* ACTION ITEM
Provide an exact repetition of every entry, with no word altered.

___ DATA UNDER STUDY ___

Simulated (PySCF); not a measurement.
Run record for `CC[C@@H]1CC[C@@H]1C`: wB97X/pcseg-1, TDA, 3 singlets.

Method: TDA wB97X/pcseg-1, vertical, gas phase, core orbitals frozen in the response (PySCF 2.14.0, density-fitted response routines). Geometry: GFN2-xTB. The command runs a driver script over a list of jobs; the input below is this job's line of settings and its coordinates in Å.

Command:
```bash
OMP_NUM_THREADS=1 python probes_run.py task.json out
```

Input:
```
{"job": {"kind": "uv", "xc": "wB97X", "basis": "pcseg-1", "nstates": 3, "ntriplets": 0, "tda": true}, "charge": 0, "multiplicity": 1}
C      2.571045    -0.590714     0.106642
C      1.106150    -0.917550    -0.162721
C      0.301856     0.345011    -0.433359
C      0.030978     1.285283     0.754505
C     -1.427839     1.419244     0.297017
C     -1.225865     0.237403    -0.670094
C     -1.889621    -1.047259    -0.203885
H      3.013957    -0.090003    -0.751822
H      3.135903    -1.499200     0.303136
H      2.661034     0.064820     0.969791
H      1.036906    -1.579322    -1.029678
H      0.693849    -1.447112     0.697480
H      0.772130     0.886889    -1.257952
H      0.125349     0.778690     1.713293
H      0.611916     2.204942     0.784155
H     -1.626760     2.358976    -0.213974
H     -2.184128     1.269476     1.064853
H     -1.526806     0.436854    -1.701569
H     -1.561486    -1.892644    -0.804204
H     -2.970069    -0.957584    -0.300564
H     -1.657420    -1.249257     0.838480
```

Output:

___

* TASK ANSWER
Simulated (PySCF); not a measurement.
Run record for `CC[C@@H]1CC[C@@H]1C`: wB97X/pcseg-1, TDA, 3 singlets.

Method: TDA wB97X/pcseg-1, vertical, gas phase, core orbitals frozen in the response (PySCF 2.14.0, density-fitted response routines). Geometry: GFN2-xTB. The command runs a driver script over a list of jobs; the input below is this job's line of settings and its coordinates in Å.

Command:
```bash
OMP_NUM_THREADS=1 python probes_run.py task.json out
```

Input:
```
{"job": {"kind": "uv", "xc": "wB97X", "basis": "pcseg-1", "nstates": 3, "ntriplets": 0, "tda": true}, "charge": 0, "multiplicity": 1}
C      2.571045    -0.590714     0.106642
C      1.106150    -0.917550    -0.162721
C      0.301856     0.345011    -0.433359
C      0.030978     1.285283     0.754505
C     -1.427839     1.419244     0.297017
C     -1.225865     0.237403    -0.670094
C     -1.889621    -1.047259    -0.203885
H      3.013957    -0.090003    -0.751822
H      3.135903    -1.499200     0.303136
H      2.661034     0.064820     0.969791
H      1.036906    -1.579322    -1.029678
H      0.693849    -1.447112     0.697480
H      0.772130     0.886889    -1.257952
H      0.125349     0.778690     1.713293
H      0.611916     2.204942     0.784155
H     -1.626760     2.358976    -0.213974
H     -2.184128     1.269476     1.064853
H     -1.526806     0.436854    -1.701569
H     -1.561486    -1.892644    -0.804204
H     -2.970069    -0.957584    -0.300564
H     -1.657420    -1.249257     0.838480
```

Output:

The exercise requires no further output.